▶ **WORK ORDER**
Without changing anything, copy out each entry.

[Start of Attachment]

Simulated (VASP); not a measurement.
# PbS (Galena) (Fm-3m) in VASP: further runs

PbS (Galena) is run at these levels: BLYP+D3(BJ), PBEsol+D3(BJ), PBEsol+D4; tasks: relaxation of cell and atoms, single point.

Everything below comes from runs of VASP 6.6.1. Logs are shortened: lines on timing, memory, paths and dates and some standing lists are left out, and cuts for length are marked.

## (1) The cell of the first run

[End of Attachment]

▶ **EXERCISE SOLUTION**
Simulated (VASP); not a measurement.
# PbS (Galena) (Fm-3m) in VASP: further runs

PbS (Galena) is run at these levels: BLYP+D3(BJ), PBEsol+D3(BJ), PBEsol+D4; tasks: relaxation of cell and atoms, single point.

Everything below comes from runs of VASP 6.6.1. Logs are shortened: lines on timing, memory, paths and dates and some standing lists are left out, and cuts for length are marked.

## (1) The cell of the first run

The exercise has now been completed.